──────────

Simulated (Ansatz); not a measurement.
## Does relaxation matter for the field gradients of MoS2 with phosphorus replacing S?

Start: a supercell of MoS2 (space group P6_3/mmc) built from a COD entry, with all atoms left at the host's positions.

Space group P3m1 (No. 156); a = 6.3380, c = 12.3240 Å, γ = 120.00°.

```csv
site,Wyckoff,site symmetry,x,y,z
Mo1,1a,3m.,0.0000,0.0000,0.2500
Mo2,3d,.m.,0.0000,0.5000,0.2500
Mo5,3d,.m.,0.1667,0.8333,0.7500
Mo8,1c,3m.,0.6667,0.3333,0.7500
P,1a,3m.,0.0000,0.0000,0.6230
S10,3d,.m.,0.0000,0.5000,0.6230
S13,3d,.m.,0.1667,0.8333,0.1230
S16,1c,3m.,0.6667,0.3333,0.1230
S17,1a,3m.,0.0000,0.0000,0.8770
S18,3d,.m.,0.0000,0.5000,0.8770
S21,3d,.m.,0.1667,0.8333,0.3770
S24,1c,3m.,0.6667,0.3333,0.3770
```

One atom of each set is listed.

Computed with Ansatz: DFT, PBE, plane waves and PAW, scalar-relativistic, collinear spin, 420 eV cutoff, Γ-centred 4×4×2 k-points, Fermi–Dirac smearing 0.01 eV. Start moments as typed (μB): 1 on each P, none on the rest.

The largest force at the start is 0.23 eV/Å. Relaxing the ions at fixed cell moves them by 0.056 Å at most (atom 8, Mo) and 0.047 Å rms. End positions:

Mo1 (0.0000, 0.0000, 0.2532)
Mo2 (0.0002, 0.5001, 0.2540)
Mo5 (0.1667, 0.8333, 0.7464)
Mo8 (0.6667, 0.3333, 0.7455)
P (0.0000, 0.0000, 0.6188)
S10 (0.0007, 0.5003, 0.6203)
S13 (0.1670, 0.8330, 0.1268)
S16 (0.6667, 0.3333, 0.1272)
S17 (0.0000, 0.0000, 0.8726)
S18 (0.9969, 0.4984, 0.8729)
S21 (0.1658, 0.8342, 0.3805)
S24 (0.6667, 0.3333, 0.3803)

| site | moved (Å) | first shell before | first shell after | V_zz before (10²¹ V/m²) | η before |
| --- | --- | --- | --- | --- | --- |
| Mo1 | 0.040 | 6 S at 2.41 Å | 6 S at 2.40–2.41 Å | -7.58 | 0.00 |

──────────

> _REQUIRED ACTION_: All that belongs in the answer is the run of lines above from the line containing "Start: a supercell" through the line containing "Mo1 (0.0000, 0.0000, 0.2532)", exactly as written.

> _YOUR RESPONSE_:
Start: a supercell of MoS2 (space group P6_3/mmc) built from a COD entry, with all atoms left at the host's positions.

Space group P3m1 (No. 156); a = 6.3380, c = 12.3240 Å, γ = 120.00°.

```csv
site,Wyckoff,site symmetry,x,y,z
Mo1,1a,3m.,0.0000,0.0000,0.2500
Mo2,3d,.m.,0.0000,0.5000,0.2500
Mo5,3d,.m.,0.1667,0.8333,0.7500
Mo8,1c,3m.,0.6667,0.3333,0.7500
P,1a,3m.,0.0000,0.0000,0.6230
S10,3d,.m.,0.0000,0.5000,0.6230
S13,3d,.m.,0.1667,0.8333,0.1230
S16,1c,3m.,0.6667,0.3333,0.1230
S17,1a,3m.,0.0000,0.0000,0.8770
S18,3d,.m.,0.0000,0.5000,0.8770
S21,3d,.m.,0.1667,0.8333,0.3770
S24,1c,3m.,0.6667,0.3333,0.3770
```

One atom of each set is listed.

Computed with Ansatz: DFT, PBE, plane waves and PAW, scalar-relativistic, collinear spin, 420 eV cutoff, Γ-centred 4×4×2 k-points, Fermi–Dirac smearing 0.01 eV. Start moments as typed (μB): 1 on each P, none on the rest.

The largest force at the start is 0.23 eV/Å. Relaxing the ions at fixed cell moves them by 0.056 Å at most (atom 8, Mo) and 0.047 Å rms. End positions:

Mo1 (0.0000, 0.0000, 0.2532)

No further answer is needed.